[Opening Entries shown section]

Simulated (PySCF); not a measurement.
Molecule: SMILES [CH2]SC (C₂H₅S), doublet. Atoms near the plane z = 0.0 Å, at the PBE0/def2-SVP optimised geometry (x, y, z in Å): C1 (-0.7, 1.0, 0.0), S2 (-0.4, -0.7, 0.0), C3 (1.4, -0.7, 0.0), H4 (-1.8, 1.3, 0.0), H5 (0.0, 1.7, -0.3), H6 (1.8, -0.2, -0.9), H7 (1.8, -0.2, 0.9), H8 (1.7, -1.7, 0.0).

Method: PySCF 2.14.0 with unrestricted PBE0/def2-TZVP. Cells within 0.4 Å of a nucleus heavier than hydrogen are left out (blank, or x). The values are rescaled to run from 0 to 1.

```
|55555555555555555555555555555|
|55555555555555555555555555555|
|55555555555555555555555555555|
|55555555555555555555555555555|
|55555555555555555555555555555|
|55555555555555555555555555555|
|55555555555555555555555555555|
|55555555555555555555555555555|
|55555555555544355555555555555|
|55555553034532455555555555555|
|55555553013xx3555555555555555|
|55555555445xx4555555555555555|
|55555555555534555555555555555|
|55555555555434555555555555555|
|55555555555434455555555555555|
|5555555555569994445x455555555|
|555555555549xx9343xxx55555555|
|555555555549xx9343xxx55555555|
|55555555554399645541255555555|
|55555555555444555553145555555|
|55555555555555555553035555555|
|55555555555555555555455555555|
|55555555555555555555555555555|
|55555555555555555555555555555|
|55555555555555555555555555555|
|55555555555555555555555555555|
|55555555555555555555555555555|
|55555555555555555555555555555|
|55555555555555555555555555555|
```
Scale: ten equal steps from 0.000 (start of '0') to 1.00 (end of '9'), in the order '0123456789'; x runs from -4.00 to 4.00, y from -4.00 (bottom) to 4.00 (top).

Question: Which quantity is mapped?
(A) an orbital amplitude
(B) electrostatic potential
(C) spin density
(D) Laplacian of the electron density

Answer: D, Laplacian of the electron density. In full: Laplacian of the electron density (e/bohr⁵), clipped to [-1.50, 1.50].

[Closing Entries shown section]

Required action
Taking the records above, retype every line from the one with "Scale: ten equal" down to the one with "(D) Laplacian of the electron density", exactly and with nothing else.

Task result
Scale: ten equal steps from 0.000 (start of '0') to 1.00 (end of '9'), in the order '0123456789'; x runs from -4.00 to 4.00, y from -4.00 (bottom) to 4.00 (top).

Question: Which quantity is mapped?
(A) an orbital amplitude
(B) electrostatic potential
(C) spin density
(D) Laplacian of the electron density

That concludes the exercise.